[[ SOURCE DATA, beginning ]]
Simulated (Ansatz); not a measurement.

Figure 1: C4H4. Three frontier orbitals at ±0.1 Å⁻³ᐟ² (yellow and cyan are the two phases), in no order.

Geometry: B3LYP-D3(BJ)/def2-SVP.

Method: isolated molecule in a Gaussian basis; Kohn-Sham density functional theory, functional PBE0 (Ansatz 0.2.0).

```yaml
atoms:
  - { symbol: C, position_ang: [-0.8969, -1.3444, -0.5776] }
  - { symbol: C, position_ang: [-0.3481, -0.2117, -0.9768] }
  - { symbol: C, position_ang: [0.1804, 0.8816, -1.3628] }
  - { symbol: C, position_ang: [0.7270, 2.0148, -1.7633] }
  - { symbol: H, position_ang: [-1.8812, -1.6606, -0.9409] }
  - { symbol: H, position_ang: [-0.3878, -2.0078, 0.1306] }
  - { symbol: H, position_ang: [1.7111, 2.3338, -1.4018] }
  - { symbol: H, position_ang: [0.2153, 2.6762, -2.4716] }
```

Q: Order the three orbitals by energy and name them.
[[ SOURCE DATA, end ]]

WORK ORDER » Please print exactly what appears from the first line of the data through the line with "Geometry: B3LYP-D3(BJ)/def2-SVP.", including both of those lines and nothing past them.

WRITTEN RESPONSE »
Simulated (Ansatz); not a measurement.

Figure 1: C4H4. Three frontier orbitals at ±0.1 Å⁻³ᐟ² (yellow and cyan are the two phases), in no order.

Geometry: B3LYP-D3(BJ)/def2-SVP.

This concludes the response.